### STUDY MATERIAL
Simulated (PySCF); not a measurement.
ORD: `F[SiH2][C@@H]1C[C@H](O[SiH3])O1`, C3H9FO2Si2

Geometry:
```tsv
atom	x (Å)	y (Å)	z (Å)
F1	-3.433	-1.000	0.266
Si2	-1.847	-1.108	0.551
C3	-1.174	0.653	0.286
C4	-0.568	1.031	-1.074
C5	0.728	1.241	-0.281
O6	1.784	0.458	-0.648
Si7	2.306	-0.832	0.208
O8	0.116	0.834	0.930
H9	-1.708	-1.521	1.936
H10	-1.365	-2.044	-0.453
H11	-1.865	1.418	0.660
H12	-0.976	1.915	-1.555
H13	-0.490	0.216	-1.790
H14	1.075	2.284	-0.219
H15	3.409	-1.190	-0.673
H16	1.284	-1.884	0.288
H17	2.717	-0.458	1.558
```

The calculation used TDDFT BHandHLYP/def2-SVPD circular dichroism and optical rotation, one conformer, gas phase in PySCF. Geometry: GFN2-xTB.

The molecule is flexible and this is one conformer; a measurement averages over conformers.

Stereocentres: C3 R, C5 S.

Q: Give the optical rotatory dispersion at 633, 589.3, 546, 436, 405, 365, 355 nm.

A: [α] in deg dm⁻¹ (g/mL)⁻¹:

### REQUIRED ACTION
Begin with the first line of the data above and, please, print each line exactly until you have printed the line containing "Q: Give the"; print nothing else.

### PROBLEM SOLUTION
Simulated (PySCF); not a measurement.
ORD: `F[SiH2][C@@H]1C[C@H](O[SiH3])O1`, C3H9FO2Si2

Geometry:
```tsv
atom	x (Å)	y (Å)	z (Å)
F1	-3.433	-1.000	0.266
Si2	-1.847	-1.108	0.551
C3	-1.174	0.653	0.286
C4	-0.568	1.031	-1.074
C5	0.728	1.241	-0.281
O6	1.784	0.458	-0.648
Si7	2.306	-0.832	0.208
O8	0.116	0.834	0.930
H9	-1.708	-1.521	1.936
H10	-1.365	-2.044	-0.453
H11	-1.865	1.418	0.660
H12	-0.976	1.915	-1.555
H13	-0.490	0.216	-1.790
H14	1.075	2.284	-0.219
H15	3.409	-1.190	-0.673
H16	1.284	-1.884	0.288
H17	2.717	-0.458	1.558
```

The calculation used TDDFT BHandHLYP/def2-SVPD circular dichroism and optical rotation, one conformer, gas phase in PySCF. Geometry: GFN2-xTB.

The molecule is flexible and this is one conformer; a measurement averages over conformers.

Stereocentres: C3 R, C5 S.

Q: Give the optical rotatory dispersion at 633, 589.3, 546, 436, 405, 365, 355 nm.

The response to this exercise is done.